Repeat exactly, and only, the lines of the entries below from the one with "Question: Give the" through the one with "Static lattice: no", both ends included.

Data records section start

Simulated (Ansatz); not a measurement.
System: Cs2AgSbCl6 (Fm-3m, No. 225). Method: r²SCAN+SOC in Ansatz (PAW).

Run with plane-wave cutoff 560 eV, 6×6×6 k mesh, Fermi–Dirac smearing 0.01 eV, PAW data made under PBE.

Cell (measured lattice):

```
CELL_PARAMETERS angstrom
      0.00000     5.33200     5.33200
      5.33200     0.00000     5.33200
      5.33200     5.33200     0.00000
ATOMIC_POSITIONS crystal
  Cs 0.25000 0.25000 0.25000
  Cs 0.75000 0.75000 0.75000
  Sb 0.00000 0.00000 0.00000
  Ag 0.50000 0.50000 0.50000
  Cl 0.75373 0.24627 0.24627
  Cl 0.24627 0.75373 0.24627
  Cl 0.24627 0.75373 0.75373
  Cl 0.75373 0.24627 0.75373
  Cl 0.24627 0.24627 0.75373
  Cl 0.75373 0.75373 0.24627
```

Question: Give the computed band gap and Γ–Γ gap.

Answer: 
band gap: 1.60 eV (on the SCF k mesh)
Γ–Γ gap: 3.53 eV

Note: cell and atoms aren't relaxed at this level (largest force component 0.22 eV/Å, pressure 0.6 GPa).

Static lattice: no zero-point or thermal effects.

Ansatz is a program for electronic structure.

Data records section end

**Task output:**
Question: Give the computed band gap and Γ–Γ gap.

Answer: 
band gap: 1.60 eV (on the SCF k mesh)
Γ–Γ gap: 3.53 eV

Note: cell and atoms aren't relaxed at this level (largest force component 0.22 eV/Å, pressure 0.6 GPa).

Static lattice: no zero-point or thermal effects.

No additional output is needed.